(WORK REQUEST) Word for word, restate all of the entries.

(DATA)
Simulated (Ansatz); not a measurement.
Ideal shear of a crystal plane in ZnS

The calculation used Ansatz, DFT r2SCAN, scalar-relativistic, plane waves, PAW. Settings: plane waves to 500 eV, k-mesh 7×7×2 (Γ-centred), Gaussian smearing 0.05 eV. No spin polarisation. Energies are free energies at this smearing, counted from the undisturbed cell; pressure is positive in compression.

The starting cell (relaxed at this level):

(ANSWER BOX)
Simulated (Ansatz); not a measurement.
Ideal shear of a crystal plane in ZnS

The calculation used Ansatz, DFT r2SCAN, scalar-relativistic, plane waves, PAW. Settings: plane waves to 500 eV, k-mesh 7×7×2 (Γ-centred), Gaussian smearing 0.05 eV. No spin polarisation. Energies are free energies at this smearing, counted from the undisturbed cell; pressure is positive in compression.

The starting cell (relaxed at this level):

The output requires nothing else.